■ ■ ■ ■ ■ ■ ■

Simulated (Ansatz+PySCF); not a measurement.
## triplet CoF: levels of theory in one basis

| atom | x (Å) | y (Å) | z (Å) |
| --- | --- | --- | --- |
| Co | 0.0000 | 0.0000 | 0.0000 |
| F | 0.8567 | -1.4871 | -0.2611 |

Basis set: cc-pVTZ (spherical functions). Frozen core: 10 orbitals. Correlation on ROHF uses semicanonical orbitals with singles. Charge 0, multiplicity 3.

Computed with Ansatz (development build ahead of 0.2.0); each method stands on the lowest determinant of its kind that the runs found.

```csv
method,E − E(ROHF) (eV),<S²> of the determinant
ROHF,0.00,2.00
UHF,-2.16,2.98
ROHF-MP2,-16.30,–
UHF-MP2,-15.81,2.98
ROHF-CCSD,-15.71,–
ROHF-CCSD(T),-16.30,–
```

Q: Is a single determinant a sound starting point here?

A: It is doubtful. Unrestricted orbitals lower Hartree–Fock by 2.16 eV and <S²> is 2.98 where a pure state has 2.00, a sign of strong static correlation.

■ ■ ■ ■ ■ ■ ■

▸ ASSIGNMENT
Word for word, give the entire listing again.

▸ PROBLEM SOLUTION
Simulated (Ansatz+PySCF); not a measurement.
## triplet CoF: levels of theory in one basis

| atom | x (Å) | y (Å) | z (Å) |
| --- | --- | --- | --- |
| Co | 0.0000 | 0.0000 | 0.0000 |
| F | 0.8567 | -1.4871 | -0.2611 |

Basis set: cc-pVTZ (spherical functions). Frozen core: 10 orbitals. Correlation on ROHF uses semicanonical orbitals with singles. Charge 0, multiplicity 3.

Computed with Ansatz (development build ahead of 0.2.0); each method stands on the lowest determinant of its kind that the runs found.

```csv
method,E − E(ROHF) (eV),<S²> of the determinant
ROHF,0.00,2.00
UHF,-2.16,2.98
ROHF-MP2,-16.30,–
UHF-MP2,-15.81,2.98
ROHF-CCSD,-15.71,–
ROHF-CCSD(T),-16.30,–
```

Q: Is a single determinant a sound starting point here?

A: It is doubtful. Unrestricted orbitals lower Hartree–Fock by 2.16 eV and <S²> is 2.98 where a pure state has 2.00, a sign of strong static correlation.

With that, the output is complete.